SOURCE INFORMATION:
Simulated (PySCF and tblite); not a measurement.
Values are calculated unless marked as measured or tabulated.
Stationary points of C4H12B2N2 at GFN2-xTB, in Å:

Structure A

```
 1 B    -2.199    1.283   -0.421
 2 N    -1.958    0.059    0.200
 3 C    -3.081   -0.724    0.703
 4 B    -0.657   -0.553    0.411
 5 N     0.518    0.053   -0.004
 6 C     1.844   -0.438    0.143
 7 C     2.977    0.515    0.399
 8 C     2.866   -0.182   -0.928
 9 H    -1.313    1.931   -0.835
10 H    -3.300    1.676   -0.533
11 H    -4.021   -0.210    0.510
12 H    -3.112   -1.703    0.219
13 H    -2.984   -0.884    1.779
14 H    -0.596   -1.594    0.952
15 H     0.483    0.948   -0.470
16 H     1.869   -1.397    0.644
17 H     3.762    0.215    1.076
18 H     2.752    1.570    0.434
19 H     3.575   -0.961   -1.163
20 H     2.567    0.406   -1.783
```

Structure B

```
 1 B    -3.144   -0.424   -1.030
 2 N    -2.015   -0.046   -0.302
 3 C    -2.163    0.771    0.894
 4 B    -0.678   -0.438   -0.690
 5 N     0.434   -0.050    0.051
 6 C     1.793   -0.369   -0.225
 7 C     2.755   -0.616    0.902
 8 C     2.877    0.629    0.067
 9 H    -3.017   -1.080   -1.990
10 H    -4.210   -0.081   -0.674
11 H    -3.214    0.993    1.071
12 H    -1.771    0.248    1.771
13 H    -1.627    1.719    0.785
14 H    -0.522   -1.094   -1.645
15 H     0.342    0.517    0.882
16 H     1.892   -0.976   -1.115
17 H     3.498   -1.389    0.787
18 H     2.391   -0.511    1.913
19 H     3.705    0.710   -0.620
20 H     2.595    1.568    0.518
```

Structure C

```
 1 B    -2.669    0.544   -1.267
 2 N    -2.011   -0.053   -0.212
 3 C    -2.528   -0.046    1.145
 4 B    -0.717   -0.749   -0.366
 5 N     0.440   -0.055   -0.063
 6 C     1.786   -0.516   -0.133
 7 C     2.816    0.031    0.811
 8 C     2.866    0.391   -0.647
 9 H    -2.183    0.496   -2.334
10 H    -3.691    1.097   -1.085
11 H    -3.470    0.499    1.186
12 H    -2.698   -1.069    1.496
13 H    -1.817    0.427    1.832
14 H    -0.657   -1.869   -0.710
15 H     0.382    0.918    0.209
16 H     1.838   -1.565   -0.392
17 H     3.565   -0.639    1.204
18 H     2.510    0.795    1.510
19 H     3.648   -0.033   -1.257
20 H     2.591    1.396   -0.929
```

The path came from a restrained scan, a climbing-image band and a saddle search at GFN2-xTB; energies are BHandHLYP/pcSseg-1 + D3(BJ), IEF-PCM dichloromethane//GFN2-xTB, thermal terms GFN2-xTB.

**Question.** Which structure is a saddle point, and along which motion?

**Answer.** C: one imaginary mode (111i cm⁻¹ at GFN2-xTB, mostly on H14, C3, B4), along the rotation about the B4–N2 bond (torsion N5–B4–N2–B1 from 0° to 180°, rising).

REQUIRED ACTION: Copy the lines above exactly. Start with the line containing "Structure B", end with the line containing "along which motion?", and include both.

TASK OUTPUT:
Structure B

```
 1 B    -3.144   -0.424   -1.030
 2 N    -2.015   -0.046   -0.302
 3 C    -2.163    0.771    0.894
 4 B    -0.678   -0.438   -0.690
 5 N     0.434   -0.050    0.051
 6 C     1.793   -0.369   -0.225
 7 C     2.755   -0.616    0.902
 8 C     2.877    0.629    0.067
 9 H    -3.017   -1.080   -1.990
10 H    -4.210   -0.081   -0.674
11 H    -3.214    0.993    1.071
12 H    -1.771    0.248    1.771
13 H    -1.627    1.719    0.785
14 H    -0.522   -1.094   -1.645
15 H     0.342    0.517    0.882
16 H     1.892   -0.976   -1.115
17 H     3.498   -1.389    0.787
18 H     2.391   -0.511    1.913
19 H     3.705    0.710   -0.620
20 H     2.595    1.568    0.518
```

Structure C

```
 1 B    -2.669    0.544   -1.267
 2 N    -2.011   -0.053   -0.212
 3 C    -2.528   -0.046    1.145
 4 B    -0.717   -0.749   -0.366
 5 N     0.440   -0.055   -0.063
 6 C     1.786   -0.516   -0.133
 7 C     2.816    0.031    0.811
 8 C     2.866    0.391   -0.647
 9 H    -2.183    0.496   -2.334
10 H    -3.691    1.097   -1.085
11 H    -3.470    0.499    1.186
12 H    -2.698   -1.069    1.496
13 H    -1.817    0.427    1.832
14 H    -0.657   -1.869   -0.710
15 H     0.382    0.918    0.209
16 H     1.838   -1.565   -0.392
17 H     3.565   -0.639    1.204
18 H     2.510    0.795    1.510
19 H     3.648   -0.033   -1.257
20 H     2.591    1.396   -0.929
```

The path came from a restrained scan, a climbing-image band and a saddle search at GFN2-xTB; energies are BHandHLYP/pcSseg-1 + D3(BJ), IEF-PCM dichloromethane//GFN2-xTB, thermal terms GFN2-xTB.

**Question.** Which structure is a saddle point, and along which motion?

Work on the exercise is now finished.